» Source information
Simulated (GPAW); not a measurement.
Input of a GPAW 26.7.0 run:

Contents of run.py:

» Activity
Nothing in the records may change; output all of them exactly.

» Solution
Simulated (GPAW); not a measurement.
Input of a GPAW 26.7.0 run:

Contents of run.py:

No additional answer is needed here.